> _Available data_
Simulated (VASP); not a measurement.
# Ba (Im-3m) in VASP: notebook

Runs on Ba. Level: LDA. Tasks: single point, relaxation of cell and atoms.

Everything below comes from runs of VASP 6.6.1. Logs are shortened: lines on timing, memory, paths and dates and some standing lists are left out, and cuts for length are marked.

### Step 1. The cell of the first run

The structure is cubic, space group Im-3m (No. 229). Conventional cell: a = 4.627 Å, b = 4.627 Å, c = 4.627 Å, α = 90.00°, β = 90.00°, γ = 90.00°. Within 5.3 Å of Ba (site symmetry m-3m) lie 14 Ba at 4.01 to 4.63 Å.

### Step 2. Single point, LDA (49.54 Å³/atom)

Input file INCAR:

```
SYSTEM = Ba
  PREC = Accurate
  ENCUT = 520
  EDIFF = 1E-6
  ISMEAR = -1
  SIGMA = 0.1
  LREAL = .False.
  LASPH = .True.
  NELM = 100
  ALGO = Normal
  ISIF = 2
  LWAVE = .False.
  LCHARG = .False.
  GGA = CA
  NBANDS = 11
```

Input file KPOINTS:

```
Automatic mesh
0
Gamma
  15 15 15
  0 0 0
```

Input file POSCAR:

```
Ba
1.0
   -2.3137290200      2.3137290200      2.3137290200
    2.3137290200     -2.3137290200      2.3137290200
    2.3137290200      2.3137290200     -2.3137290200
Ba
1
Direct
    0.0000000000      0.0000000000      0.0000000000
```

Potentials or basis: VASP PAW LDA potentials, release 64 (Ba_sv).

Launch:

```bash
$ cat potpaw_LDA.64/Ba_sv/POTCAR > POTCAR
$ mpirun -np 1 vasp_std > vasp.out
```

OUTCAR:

> _Required action_
In the listing above, find the line with "Runs on Ba." and the line with "### Step 1. The cell of the first run". Output those two lines and every line between them, exactly as written.

> _Response area_
Runs on Ba. Level: LDA. Tasks: single point, relaxation of cell and atoms.

Everything below comes from runs of VASP 6.6.1. Logs are shortened: lines on timing, memory, paths and dates and some standing lists are left out, and cuts for length are marked.

### Step 1. The cell of the first run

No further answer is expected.